● Required action
Begin at the first line below and copy each line exactly, ending with the line where "The pressure is its mean diagonal, -3.41 GPa." appears.

═══ Information given

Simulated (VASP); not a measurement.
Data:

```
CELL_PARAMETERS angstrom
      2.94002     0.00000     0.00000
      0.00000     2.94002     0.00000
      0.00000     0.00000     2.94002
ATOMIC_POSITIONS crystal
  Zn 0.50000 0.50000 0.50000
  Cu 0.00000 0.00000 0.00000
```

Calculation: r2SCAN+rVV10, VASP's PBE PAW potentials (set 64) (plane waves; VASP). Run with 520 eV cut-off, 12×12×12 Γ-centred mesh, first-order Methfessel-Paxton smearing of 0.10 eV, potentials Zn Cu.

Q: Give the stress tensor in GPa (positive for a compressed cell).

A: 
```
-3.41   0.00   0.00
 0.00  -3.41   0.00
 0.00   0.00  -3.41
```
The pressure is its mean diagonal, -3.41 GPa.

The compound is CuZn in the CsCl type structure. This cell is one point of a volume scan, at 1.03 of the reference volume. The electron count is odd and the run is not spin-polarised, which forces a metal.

══════

● Answer space
Simulated (VASP); not a measurement.
Data:

```
CELL_PARAMETERS angstrom
      2.94002     0.00000     0.00000
      0.00000     2.94002     0.00000
      0.00000     0.00000     2.94002
ATOMIC_POSITIONS crystal
  Zn 0.50000 0.50000 0.50000
  Cu 0.00000 0.00000 0.00000
```

Calculation: r2SCAN+rVV10, VASP's PBE PAW potentials (set 64) (plane waves; VASP). Run with 520 eV cut-off, 12×12×12 Γ-centred mesh, first-order Methfessel-Paxton smearing of 0.10 eV, potentials Zn Cu.

Q: Give the stress tensor in GPa (positive for a compressed cell).

A: 
```
-3.41   0.00   0.00
 0.00  -3.41   0.00
 0.00   0.00  -3.41
```
The pressure is its mean diagonal, -3.41 GPa.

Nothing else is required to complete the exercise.